# THE DATA:
━━━━━━━━
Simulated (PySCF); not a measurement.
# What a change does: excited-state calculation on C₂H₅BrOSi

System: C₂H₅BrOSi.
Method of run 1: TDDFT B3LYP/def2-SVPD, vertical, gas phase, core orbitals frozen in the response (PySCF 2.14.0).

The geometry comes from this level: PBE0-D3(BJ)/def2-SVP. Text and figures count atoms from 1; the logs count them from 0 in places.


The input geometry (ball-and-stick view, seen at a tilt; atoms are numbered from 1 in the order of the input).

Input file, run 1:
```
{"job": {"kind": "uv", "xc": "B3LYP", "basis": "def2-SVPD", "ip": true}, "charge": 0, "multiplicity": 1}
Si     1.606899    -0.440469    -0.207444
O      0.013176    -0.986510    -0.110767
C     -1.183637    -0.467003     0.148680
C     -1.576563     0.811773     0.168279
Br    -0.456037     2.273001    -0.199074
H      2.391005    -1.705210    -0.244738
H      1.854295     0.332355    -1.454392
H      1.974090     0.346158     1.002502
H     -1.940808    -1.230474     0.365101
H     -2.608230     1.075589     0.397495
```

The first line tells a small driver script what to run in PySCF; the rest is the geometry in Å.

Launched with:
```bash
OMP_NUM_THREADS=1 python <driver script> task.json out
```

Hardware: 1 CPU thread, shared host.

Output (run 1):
━━━━━━━━

# WORK INSTRUCTION:
Using the material above, transcribe exactly the lines from the line with "Method of run" to the line with "Hardware: 1 CPU thread, shared host."; both count, and nothing else goes in.

# EXERCISE OUTPUT:
Method of run 1: TDDFT B3LYP/def2-SVPD, vertical, gas phase, core orbitals frozen in the response (PySCF 2.14.0).

The geometry comes from this level: PBE0-D3(BJ)/def2-SVP. Text and figures count atoms from 1; the logs count them from 0 in places.


The input geometry (ball-and-stick view, seen at a tilt; atoms are numbered from 1 in the order of the input).

Input file, run 1:
```
{"job": {"kind": "uv", "xc": "B3LYP", "basis": "def2-SVPD", "ip": true}, "charge": 0, "multiplicity": 1}
Si     1.606899    -0.440469    -0.207444
O      0.013176    -0.986510    -0.110767
C     -1.183637    -0.467003     0.148680
C     -1.576563     0.811773     0.168279
Br    -0.456037     2.273001    -0.199074
H      2.391005    -1.705210    -0.244738
H      1.854295     0.332355    -1.454392
H      1.974090     0.346158     1.002502
H     -1.940808    -1.230474     0.365101
H     -2.608230     1.075589     0.397495
```

The first line tells a small driver script what to run in PySCF; the rest is the geometry in Å.

Launched with:
```bash
OMP_NUM_THREADS=1 python <driver script> task.json out
```

Hardware: 1 CPU thread, shared host.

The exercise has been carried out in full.